EXCERPTED DATA
•••

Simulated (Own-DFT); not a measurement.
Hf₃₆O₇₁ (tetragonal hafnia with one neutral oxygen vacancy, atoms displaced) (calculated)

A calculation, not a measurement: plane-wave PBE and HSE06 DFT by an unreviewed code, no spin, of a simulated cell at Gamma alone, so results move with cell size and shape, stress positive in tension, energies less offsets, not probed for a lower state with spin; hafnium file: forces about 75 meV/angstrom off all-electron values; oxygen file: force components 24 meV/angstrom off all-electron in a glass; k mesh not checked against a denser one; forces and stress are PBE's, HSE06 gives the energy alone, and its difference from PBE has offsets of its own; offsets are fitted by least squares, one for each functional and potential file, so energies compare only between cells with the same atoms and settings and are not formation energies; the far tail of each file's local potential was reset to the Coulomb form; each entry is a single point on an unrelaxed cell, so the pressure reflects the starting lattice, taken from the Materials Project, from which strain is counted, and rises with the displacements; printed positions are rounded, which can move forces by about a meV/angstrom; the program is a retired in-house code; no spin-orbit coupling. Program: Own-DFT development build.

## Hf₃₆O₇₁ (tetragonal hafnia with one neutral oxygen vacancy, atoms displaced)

•••

ASSIGNED TASK
Make an exact copy of all the data.

WRITTEN SOLUTION
Simulated (Own-DFT); not a measurement.
Hf₃₆O₇₁ (tetragonal hafnia with one neutral oxygen vacancy, atoms displaced) (calculated)

A calculation, not a measurement: plane-wave PBE and HSE06 DFT by an unreviewed code, no spin, of a simulated cell at Gamma alone, so results move with cell size and shape, stress positive in tension, energies less offsets, not probed for a lower state with spin; hafnium file: forces about 75 meV/angstrom off all-electron values; oxygen file: force components 24 meV/angstrom off all-electron in a glass; k mesh not checked against a denser one; forces and stress are PBE's, HSE06 gives the energy alone, and its difference from PBE has offsets of its own; offsets are fitted by least squares, one for each functional and potential file, so energies compare only between cells with the same atoms and settings and are not formation energies; the far tail of each file's local potential was reset to the Coulomb form; each entry is a single point on an unrelaxed cell, so the pressure reflects the starting lattice, taken from the Materials Project, from which strain is counted, and rises with the displacements; printed positions are rounded, which can move forces by about a meV/angstrom; the program is a retired in-house code; no spin-orbit coupling. Program: Own-DFT development build.

## Hf₃₆O₇₁ (tetragonal hafnia with one neutral oxygen vacancy, atoms displaced)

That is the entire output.